▶ _WORK REQUEST_: The answer should contain all of the records below, each one copied word for word.

▶ _DATA UNDER STUDY_:
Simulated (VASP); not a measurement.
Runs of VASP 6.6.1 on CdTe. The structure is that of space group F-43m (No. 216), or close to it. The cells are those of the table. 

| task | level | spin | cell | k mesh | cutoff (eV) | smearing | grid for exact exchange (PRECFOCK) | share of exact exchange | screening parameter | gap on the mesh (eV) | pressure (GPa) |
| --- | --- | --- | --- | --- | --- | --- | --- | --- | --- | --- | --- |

▶ _YOUR SOLUTION_:
Simulated (VASP); not a measurement.
Runs of VASP 6.6.1 on CdTe. The structure is that of space group F-43m (No. 216), or close to it. The cells are those of the table. 

| task | level | spin | cell | k mesh | cutoff (eV) | smearing | grid for exact exchange (PRECFOCK) | share of exact exchange | screening parameter | gap on the mesh (eV) | pressure (GPa) |
| --- | --- | --- | --- | --- | --- | --- | --- | --- | --- | --- | --- |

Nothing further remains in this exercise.